**Given data**
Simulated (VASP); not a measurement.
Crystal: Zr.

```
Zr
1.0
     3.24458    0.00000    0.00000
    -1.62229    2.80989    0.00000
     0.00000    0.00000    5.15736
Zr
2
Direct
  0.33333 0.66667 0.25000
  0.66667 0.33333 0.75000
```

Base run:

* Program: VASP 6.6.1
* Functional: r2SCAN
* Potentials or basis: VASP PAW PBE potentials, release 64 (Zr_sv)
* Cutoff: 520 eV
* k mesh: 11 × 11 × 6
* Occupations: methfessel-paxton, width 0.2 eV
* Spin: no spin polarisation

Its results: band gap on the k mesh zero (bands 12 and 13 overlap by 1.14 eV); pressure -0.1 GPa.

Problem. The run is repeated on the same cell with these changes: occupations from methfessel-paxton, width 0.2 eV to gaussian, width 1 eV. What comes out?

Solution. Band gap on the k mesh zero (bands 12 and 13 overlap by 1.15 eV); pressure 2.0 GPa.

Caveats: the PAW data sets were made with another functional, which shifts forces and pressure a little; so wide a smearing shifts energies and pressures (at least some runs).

**Brief**
Reprint the data above from the opening line to the line holding "Its results: band", inclusive, and nothing else.

**Written solution**
Simulated (VASP); not a measurement.
Crystal: Zr.

```
Zr
1.0
     3.24458    0.00000    0.00000
    -1.62229    2.80989    0.00000
     0.00000    0.00000    5.15736
Zr
2
Direct
  0.33333 0.66667 0.25000
  0.66667 0.33333 0.75000
```

Base run:

* Program: VASP 6.6.1
* Functional: r2SCAN
* Potentials or basis: VASP PAW PBE potentials, release 64 (Zr_sv)
* Cutoff: 520 eV
* k mesh: 11 × 11 × 6
* Occupations: methfessel-paxton, width 0.2 eV
* Spin: no spin polarisation

Its results: band gap on the k mesh zero (bands 12 and 13 overlap by 1.14 eV); pressure -0.1 GPa.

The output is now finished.